=== Data extracts ===

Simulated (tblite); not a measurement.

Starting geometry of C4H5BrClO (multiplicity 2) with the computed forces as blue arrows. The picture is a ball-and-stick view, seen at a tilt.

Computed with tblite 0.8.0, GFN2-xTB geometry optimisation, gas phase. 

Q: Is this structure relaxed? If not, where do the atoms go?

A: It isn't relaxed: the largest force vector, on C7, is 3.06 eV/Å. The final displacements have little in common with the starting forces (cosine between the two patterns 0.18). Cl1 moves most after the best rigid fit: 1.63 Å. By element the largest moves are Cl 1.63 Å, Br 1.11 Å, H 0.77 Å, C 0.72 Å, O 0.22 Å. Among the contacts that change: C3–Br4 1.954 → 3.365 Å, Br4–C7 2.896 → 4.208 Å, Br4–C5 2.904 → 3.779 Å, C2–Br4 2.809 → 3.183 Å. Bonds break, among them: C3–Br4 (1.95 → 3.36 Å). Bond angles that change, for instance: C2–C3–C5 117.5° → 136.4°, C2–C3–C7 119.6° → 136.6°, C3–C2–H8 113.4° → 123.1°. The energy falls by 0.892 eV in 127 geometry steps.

===

Would you print each line of the listing again, unaltered?

— Exercise solution —
Simulated (tblite); not a measurement.

Starting geometry of C4H5BrClO (multiplicity 2) with the computed forces as blue arrows. The picture is a ball-and-stick view, seen at a tilt.

Computed with tblite 0.8.0, GFN2-xTB geometry optimisation, gas phase. 

Q: Is this structure relaxed? If not, where do the atoms go?

A: It isn't relaxed: the largest force vector, on C7, is 3.06 eV/Å. The final displacements have little in common with the starting forces (cosine between the two patterns 0.18). Cl1 moves most after the best rigid fit: 1.63 Å. By element the largest moves are Cl 1.63 Å, Br 1.11 Å, H 0.77 Å, C 0.72 Å, O 0.22 Å. Among the contacts that change: C3–Br4 1.954 → 3.365 Å, Br4–C7 2.896 → 4.208 Å, Br4–C5 2.904 → 3.779 Å, C2–Br4 2.809 → 3.183 Å. Bonds break, among them: C3–Br4 (1.95 → 3.36 Å). Bond angles that change, for instance: C2–C3–C5 117.5° → 136.4°, C2–C3–C7 119.6° → 136.6°, C3–C2–H8 113.4° → 123.1°. The energy falls by 0.892 eV in 127 geometry steps.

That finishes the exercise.